┄┄┄┄┄┄
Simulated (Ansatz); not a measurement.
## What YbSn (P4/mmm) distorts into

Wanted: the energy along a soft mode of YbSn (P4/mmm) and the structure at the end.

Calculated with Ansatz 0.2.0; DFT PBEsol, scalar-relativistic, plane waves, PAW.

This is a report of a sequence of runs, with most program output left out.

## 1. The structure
┄┄┄┄┄┄

* Activity
Every entry in the listing must be retyped exactly.

* Result
Simulated (Ansatz); not a measurement.
## What YbSn (P4/mmm) distorts into

Wanted: the energy along a soft mode of YbSn (P4/mmm) and the structure at the end.

Calculated with Ansatz 0.2.0; DFT PBEsol, scalar-relativistic, plane waves, PAW.

This is a report of a sequence of runs, with most program output left out.

## 1. The structure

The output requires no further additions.